══ Data shown

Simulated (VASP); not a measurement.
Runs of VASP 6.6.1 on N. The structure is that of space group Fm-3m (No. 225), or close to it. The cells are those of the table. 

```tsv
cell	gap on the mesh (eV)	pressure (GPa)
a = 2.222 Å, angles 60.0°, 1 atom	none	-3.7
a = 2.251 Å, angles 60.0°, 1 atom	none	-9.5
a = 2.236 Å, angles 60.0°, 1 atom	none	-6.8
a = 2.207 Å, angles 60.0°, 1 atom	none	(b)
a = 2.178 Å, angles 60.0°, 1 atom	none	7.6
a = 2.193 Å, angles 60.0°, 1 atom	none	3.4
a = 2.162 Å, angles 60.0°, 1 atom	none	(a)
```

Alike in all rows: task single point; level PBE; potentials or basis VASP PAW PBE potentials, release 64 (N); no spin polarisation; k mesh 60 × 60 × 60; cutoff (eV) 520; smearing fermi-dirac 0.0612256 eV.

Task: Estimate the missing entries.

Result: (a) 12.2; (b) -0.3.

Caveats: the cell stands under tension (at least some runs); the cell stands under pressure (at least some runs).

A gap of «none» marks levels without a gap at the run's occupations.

════

• Action item
The required output is the stretch of entries above from the line containing "Result: (a) 12.2; (b) -0.3." through the line containing "Caveats: the cell", reproduced exactly.

• Written solution
Result: (a) 12.2; (b) -0.3.

Caveats: the cell stands under tension (at least some runs); the cell stands under pressure (at least some runs).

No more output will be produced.